* [Work request]:
Reproduce the material that follows exactly, with no line left out.

* [Entries supplied]:
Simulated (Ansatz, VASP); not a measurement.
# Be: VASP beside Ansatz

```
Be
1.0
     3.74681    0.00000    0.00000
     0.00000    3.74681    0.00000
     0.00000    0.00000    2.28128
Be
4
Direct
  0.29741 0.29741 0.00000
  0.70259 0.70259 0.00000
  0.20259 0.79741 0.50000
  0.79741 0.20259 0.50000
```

* [Expected answer]:
Simulated (Ansatz, VASP); not a measurement.
# Be: VASP beside Ansatz

```
Be
1.0
     3.74681    0.00000    0.00000
     0.00000    3.74681    0.00000
     0.00000    0.00000    2.28128
Be
4
Direct
  0.29741 0.29741 0.00000
  0.70259 0.70259 0.00000
  0.20259 0.79741 0.50000
  0.79741 0.20259 0.50000
```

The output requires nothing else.